Record set
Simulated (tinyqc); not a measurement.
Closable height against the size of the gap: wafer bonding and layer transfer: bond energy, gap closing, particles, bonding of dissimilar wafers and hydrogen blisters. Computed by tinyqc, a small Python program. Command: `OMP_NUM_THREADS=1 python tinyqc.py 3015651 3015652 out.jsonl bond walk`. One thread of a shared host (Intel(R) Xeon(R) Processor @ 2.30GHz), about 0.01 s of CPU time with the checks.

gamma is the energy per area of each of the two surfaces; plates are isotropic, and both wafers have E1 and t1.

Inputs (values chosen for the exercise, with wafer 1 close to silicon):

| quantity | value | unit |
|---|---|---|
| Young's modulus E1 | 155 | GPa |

Task item
Copy down the material exactly as written.

Answer area
Simulated (tinyqc); not a measurement.
Closable height against the size of the gap: wafer bonding and layer transfer: bond energy, gap closing, particles, bonding of dissimilar wafers and hydrogen blisters. Computed by tinyqc, a small Python program. Command: `OMP_NUM_THREADS=1 python tinyqc.py 3015651 3015652 out.jsonl bond walk`. One thread of a shared host (Intel(R) Xeon(R) Processor @ 2.30GHz), about 0.01 s of CPU time with the checks.

gamma is the energy per area of each of the two surfaces; plates are isotropic, and both wafers have E1 and t1.

Inputs (values chosen for the exercise, with wafer 1 close to silicon):

| quantity | value | unit |
|---|---|---|
| Young's modulus E1 | 155 | GPa |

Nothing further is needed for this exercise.